(Beginning of Data for review)
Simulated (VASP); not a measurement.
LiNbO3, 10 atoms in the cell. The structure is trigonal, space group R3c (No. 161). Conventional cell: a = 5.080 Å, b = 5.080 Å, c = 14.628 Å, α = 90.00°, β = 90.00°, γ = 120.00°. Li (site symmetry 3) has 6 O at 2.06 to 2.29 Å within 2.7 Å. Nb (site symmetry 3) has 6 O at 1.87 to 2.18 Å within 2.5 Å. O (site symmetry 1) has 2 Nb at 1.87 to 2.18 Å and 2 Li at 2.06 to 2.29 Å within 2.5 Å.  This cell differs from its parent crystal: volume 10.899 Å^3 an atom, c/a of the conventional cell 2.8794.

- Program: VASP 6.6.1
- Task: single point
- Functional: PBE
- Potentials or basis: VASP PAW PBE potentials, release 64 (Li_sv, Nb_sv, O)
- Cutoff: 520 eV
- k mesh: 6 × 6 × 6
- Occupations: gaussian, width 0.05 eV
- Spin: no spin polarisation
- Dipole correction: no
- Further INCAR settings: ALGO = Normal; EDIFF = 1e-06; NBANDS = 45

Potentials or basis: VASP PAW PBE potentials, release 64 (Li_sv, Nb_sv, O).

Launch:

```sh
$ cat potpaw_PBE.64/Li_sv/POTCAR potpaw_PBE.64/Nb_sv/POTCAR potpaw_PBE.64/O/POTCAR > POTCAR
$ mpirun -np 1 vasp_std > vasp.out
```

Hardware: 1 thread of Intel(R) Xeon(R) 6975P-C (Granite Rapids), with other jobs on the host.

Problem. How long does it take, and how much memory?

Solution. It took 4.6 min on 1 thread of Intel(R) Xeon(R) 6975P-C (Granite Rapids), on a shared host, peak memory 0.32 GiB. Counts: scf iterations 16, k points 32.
(End of Data for review)

Look through the data above and return exactly the lines from the one that contains "- k mesh: 6 × 6 × 6" to the one that contains "Problem. How long", inclusive, with nothing else.

- k mesh: 6 × 6 × 6
- Occupations: gaussian, width 0.05 eV
- Spin: no spin polarisation
- Dipole correction: no
- Further INCAR settings: ALGO = Normal; EDIFF = 1e-06; NBANDS = 45

Potentials or basis: VASP PAW PBE potentials, release 64 (Li_sv, Nb_sv, O).

Launch:

```sh
$ cat potpaw_PBE.64/Li_sv/POTCAR potpaw_PBE.64/Nb_sv/POTCAR potpaw_PBE.64/O/POTCAR > POTCAR
$ mpirun -np 1 vasp_std > vasp.out
```

Hardware: 1 thread of Intel(R) Xeon(R) 6975P-C (Granite Rapids), with other jobs on the host.

Problem. How long does it take, and how much memory?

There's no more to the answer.